Reproduce the records exactly, beginning with their first line and ending with the line that contains "(1) 6.51 eV, direct.", and output nothing more.

______

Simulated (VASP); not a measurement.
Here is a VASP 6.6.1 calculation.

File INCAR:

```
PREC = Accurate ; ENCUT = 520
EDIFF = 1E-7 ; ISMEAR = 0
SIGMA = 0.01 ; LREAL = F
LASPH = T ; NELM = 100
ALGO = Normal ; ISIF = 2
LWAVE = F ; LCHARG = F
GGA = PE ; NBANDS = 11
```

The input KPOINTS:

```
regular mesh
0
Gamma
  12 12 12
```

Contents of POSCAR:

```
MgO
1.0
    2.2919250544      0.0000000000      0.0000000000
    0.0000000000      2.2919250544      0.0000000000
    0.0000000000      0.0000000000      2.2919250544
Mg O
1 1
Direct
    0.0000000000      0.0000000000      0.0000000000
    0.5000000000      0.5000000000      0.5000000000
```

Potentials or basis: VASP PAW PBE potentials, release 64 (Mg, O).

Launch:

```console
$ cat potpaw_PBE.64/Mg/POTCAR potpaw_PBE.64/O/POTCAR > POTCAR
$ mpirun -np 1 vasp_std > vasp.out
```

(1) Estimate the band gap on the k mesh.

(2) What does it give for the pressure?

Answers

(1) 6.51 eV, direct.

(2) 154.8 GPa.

______

Reply:
Simulated (VASP); not a measurement.
Here is a VASP 6.6.1 calculation.

File INCAR:

```
PREC = Accurate ; ENCUT = 520
EDIFF = 1E-7 ; ISMEAR = 0
SIGMA = 0.01 ; LREAL = F
LASPH = T ; NELM = 100
ALGO = Normal ; ISIF = 2
LWAVE = F ; LCHARG = F
GGA = PE ; NBANDS = 11
```

The input KPOINTS:

```
regular mesh
0
Gamma
  12 12 12
```

Contents of POSCAR:

```
MgO
1.0
    2.2919250544      0.0000000000      0.0000000000
    0.0000000000      2.2919250544      0.0000000000
    0.0000000000      0.0000000000      2.2919250544
Mg O
1 1
Direct
    0.0000000000      0.0000000000      0.0000000000
    0.5000000000      0.5000000000      0.5000000000
```

Potentials or basis: VASP PAW PBE potentials, release 64 (Mg, O).

Launch:

```console
$ cat potpaw_PBE.64/Mg/POTCAR potpaw_PBE.64/O/POTCAR > POTCAR
$ mpirun -np 1 vasp_std > vasp.out
```

(1) Estimate the band gap on the k mesh.

(2) What does it give for the pressure?

Answers

(1) 6.51 eV, direct.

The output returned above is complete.